******

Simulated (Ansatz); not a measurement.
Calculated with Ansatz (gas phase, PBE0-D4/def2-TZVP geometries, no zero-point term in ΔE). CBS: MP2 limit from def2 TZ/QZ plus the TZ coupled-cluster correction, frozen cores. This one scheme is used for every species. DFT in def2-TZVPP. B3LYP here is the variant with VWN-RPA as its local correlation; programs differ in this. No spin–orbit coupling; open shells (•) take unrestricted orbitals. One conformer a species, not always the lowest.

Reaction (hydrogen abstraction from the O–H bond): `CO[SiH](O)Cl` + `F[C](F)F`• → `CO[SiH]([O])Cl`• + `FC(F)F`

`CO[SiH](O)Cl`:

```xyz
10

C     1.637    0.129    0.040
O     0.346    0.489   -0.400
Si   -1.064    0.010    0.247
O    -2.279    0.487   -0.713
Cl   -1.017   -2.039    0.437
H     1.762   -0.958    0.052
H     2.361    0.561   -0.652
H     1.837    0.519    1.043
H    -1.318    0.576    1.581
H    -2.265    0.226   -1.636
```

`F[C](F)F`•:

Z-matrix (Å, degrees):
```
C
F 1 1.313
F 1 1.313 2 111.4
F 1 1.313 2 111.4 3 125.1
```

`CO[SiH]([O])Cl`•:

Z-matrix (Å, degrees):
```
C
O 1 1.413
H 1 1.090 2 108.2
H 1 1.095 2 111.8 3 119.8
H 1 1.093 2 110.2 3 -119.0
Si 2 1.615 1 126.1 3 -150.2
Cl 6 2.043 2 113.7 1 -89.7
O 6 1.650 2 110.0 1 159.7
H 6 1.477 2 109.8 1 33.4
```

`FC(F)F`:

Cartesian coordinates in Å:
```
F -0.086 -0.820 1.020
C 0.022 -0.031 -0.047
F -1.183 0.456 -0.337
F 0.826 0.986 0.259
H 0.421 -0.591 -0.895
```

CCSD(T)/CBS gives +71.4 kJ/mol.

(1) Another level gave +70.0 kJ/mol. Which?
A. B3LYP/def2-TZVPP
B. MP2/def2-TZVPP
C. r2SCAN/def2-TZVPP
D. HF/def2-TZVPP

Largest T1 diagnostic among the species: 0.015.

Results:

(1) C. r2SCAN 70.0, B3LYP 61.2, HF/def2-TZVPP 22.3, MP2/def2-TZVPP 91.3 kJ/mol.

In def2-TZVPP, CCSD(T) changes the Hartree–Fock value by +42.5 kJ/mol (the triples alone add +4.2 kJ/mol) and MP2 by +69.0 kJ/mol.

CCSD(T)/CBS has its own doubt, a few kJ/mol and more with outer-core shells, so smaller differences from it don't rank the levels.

******

## [BRIEF]
Could you reproduce, exactly, every line above from the line with "B. MP2/def2-TZVPP" to the line with "In def2-TZVPP, CCSD(T)", and no other line? Both ends count.

## [REPLY]
B. MP2/def2-TZVPP
C. r2SCAN/def2-TZVPP
D. HF/def2-TZVPP

Largest T1 diagnostic among the species: 0.015.

Results:

(1) C. r2SCAN 70.0, B3LYP 61.2, HF/def2-TZVPP 22.3, MP2/def2-TZVPP 91.3 kJ/mol.

In def2-TZVPP, CCSD(T) changes the Hartree–Fock value by +42.5 kJ/mol (the triples alone add +4.2 kJ/mol) and MP2 by +69.0 kJ/mol.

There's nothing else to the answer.